=== Begin Enclosure ===

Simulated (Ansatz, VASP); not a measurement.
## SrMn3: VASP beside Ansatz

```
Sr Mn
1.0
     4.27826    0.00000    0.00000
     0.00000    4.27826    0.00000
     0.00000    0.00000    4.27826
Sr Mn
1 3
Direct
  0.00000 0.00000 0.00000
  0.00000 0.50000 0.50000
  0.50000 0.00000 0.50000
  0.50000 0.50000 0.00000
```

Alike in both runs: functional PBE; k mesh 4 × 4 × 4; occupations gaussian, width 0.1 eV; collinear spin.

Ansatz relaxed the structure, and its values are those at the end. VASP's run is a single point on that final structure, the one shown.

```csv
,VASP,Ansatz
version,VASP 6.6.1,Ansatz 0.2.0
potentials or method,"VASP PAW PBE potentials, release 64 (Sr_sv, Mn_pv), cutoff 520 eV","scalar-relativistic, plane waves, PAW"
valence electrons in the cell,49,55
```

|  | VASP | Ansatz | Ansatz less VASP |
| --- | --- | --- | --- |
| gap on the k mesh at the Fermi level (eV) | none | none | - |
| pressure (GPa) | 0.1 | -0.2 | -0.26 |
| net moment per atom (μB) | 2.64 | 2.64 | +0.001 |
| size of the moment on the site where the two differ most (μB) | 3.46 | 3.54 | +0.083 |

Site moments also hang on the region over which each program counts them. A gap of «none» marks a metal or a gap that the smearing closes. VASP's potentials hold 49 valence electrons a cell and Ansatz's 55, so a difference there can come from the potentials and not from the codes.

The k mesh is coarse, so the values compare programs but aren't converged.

=== End Enclosure ===

» **Requirement**
Repeat exactly the lines above from the one with "none | none | - |" up to and including the one with "Site moments also". No other line belongs in the reply.

» **Reply**
| gap on the k mesh at the Fermi level (eV) | none | none | - |
| pressure (GPa) | 0.1 | -0.2 | -0.26 |
| net moment per atom (μB) | 2.64 | 2.64 | +0.001 |
| size of the moment on the site where the two differ most (μB) | 3.46 | 3.54 | +0.083 |

Site moments also hang on the region over which each program counts them. A gap of «none» marks a metal or a gap that the smearing closes. VASP's potentials hold 49 valence electrons a cell and Ansatz's 55, so a difference there can come from the potentials and not from the codes.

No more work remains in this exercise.